▶ _Study material_:
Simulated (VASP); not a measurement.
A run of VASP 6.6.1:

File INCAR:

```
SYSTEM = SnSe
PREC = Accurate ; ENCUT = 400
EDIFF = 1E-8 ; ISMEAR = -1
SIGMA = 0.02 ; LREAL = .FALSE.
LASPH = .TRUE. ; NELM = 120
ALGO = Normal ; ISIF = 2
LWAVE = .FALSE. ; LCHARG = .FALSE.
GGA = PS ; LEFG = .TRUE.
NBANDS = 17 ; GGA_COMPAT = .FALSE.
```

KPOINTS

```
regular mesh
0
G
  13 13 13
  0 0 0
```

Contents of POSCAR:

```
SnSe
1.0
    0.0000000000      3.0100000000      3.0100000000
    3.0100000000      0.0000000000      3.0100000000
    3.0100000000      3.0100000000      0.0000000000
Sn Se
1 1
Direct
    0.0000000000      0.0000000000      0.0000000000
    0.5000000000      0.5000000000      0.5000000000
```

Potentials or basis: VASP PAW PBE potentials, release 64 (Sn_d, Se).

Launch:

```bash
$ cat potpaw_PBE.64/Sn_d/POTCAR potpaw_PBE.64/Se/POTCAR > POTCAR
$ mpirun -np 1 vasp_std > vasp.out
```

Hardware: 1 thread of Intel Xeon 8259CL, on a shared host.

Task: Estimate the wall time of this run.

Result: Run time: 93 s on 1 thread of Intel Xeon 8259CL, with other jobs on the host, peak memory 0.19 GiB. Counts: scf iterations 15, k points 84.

▶ _Work order_: Looking back over the data above, restate word for word the lines that begin at the line with "Potentials or basis: VASP" and end at the line with "Task: Estimate the wall time of this run.", inclusive.

▶ _Written reply_:
Potentials or basis: VASP PAW PBE potentials, release 64 (Sn_d, Se).

Launch:

```bash
$ cat potpaw_PBE.64/Sn_d/POTCAR potpaw_PBE.64/Se/POTCAR > POTCAR
$ mpirun -np 1 vasp_std > vasp.out
```

Hardware: 1 thread of Intel Xeon 8259CL, on a shared host.

Task: Estimate the wall time of this run.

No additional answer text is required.